-- Brief --
The line containing "to which solvent?" marks the end: quote every line from the start of the records below through it, word for word.

-- Excerpted data --
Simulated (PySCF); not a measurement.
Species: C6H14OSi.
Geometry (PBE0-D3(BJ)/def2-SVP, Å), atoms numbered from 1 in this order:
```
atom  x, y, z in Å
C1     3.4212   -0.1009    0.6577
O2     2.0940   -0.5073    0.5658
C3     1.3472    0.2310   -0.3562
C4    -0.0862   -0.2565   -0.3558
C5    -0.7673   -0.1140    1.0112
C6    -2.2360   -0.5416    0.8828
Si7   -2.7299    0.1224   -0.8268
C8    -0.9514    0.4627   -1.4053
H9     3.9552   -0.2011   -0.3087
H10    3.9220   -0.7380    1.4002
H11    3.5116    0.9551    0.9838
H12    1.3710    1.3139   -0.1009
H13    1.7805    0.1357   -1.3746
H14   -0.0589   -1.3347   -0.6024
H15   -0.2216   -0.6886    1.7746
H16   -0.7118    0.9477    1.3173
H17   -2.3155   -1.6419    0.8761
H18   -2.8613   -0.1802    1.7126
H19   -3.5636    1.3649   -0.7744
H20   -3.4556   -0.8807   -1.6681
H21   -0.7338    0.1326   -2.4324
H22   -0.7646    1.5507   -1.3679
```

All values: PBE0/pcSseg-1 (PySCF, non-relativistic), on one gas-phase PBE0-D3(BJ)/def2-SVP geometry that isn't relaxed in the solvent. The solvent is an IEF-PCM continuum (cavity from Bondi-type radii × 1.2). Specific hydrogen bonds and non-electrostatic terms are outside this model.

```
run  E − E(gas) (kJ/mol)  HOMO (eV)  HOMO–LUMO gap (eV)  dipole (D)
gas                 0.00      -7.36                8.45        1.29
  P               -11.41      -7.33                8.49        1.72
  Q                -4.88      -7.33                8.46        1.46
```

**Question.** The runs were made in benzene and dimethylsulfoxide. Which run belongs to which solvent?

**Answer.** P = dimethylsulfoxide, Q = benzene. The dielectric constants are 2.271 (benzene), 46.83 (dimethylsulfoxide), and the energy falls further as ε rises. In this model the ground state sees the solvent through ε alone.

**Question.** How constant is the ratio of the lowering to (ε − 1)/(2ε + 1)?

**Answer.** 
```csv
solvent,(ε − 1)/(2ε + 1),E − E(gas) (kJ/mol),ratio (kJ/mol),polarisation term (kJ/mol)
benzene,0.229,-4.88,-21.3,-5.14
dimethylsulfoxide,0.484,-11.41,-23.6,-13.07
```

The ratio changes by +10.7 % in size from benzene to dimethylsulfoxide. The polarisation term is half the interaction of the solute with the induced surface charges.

-- Written answer --
Simulated (PySCF); not a measurement.
Species: C6H14OSi.
Geometry (PBE0-D3(BJ)/def2-SVP, Å), atoms numbered from 1 in this order:
```
atom  x, y, z in Å
C1     3.4212   -0.1009    0.6577
O2     2.0940   -0.5073    0.5658
C3     1.3472    0.2310   -0.3562
C4    -0.0862   -0.2565   -0.3558
C5    -0.7673   -0.1140    1.0112
C6    -2.2360   -0.5416    0.8828
Si7   -2.7299    0.1224   -0.8268
C8    -0.9514    0.4627   -1.4053
H9     3.9552   -0.2011   -0.3087
H10    3.9220   -0.7380    1.4002
H11    3.5116    0.9551    0.9838
H12    1.3710    1.3139   -0.1009
H13    1.7805    0.1357   -1.3746
H14   -0.0589   -1.3347   -0.6024
H15   -0.2216   -0.6886    1.7746
H16   -0.7118    0.9477    1.3173
H17   -2.3155   -1.6419    0.8761
H18   -2.8613   -0.1802    1.7126
H19   -3.5636    1.3649   -0.7744
H20   -3.4556   -0.8807   -1.6681
H21   -0.7338    0.1326   -2.4324
H22   -0.7646    1.5507   -1.3679
```

All values: PBE0/pcSseg-1 (PySCF, non-relativistic), on one gas-phase PBE0-D3(BJ)/def2-SVP geometry that isn't relaxed in the solvent. The solvent is an IEF-PCM continuum (cavity from Bondi-type radii × 1.2). Specific hydrogen bonds and non-electrostatic terms are outside this model.

```
run  E − E(gas) (kJ/mol)  HOMO (eV)  HOMO–LUMO gap (eV)  dipole (D)
gas                 0.00      -7.36                8.45        1.29
  P               -11.41      -7.33                8.49        1.72
  Q                -4.88      -7.33                8.46        1.46
```

**Question.** The runs were made in benzene and dimethylsulfoxide. Which run belongs to which solvent?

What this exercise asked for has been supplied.